- Work instruction
Take the records below and retype them line by line, from the first line through the one containing "# Computed records: AlN"; stop there.

[Records supplied — start]
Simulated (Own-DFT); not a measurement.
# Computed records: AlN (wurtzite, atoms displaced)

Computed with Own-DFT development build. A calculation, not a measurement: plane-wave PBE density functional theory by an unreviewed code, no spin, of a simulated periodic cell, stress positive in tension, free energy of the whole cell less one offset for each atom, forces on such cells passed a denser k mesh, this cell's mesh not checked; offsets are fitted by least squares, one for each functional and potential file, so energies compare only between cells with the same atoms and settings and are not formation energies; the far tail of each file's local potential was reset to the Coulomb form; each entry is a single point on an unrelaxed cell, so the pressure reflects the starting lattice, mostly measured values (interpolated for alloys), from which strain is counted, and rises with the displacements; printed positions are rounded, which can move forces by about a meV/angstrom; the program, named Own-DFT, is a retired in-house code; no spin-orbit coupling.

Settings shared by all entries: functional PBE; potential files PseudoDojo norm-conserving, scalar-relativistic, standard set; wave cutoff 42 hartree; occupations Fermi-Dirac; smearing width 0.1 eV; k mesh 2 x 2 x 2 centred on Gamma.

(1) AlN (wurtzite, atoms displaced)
[Records supplied — finish]

- Response box
Simulated (Own-DFT); not a measurement.
# Computed records: AlN (wurtzite, atoms displaced)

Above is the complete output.